For every record below, write out an exact copy.

_ _ _ _

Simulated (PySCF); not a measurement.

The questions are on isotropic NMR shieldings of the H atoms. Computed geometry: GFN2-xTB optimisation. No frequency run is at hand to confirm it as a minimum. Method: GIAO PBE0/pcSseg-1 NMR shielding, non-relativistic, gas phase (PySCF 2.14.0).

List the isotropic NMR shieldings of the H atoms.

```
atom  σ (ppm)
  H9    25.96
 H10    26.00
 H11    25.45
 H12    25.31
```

_ _ _ _

# Problem solution
Simulated (PySCF); not a measurement.

The questions are on isotropic NMR shieldings of the H atoms. Computed geometry: GFN2-xTB optimisation. No frequency run is at hand to confirm it as a minimum. Method: GIAO PBE0/pcSseg-1 NMR shielding, non-relativistic, gas phase (PySCF 2.14.0).

List the isotropic NMR shieldings of the H atoms.

```
atom  σ (ppm)
  H9    25.96
 H10    26.00
 H11    25.45
 H12    25.31
```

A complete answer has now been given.